Assignment - In the listing below, locate the line that contains "# AlB2P3 (P3m1) in VASP: notebook" and the line that contains "### 1 The cell of the first run". Restate word for word those two lines and every line between them, and nothing else.

Record extracts -
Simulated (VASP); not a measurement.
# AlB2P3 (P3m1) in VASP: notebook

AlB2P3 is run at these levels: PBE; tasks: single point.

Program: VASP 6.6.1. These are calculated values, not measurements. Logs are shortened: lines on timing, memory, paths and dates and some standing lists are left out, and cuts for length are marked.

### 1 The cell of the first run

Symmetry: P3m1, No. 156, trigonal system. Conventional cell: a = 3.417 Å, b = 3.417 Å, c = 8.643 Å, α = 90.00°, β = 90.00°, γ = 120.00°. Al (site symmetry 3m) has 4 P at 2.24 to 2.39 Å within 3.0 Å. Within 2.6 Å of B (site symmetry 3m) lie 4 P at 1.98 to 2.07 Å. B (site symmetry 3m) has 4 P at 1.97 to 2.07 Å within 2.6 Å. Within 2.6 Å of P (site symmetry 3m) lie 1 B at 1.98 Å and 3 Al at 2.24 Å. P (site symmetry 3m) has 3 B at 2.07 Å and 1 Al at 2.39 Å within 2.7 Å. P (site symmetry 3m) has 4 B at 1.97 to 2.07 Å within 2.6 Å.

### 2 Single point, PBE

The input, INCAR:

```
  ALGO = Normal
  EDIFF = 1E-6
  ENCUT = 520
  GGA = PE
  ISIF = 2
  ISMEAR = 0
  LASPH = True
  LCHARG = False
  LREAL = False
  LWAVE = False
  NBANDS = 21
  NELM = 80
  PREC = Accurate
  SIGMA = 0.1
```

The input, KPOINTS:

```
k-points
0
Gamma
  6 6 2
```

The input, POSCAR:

Solution -
# AlB2P3 (P3m1) in VASP: notebook

AlB2P3 is run at these levels: PBE; tasks: single point.

Program: VASP 6.6.1. These are calculated values, not measurements. Logs are shortened: lines on timing, memory, paths and dates and some standing lists are left out, and cuts for length are marked.

### 1 The cell of the first run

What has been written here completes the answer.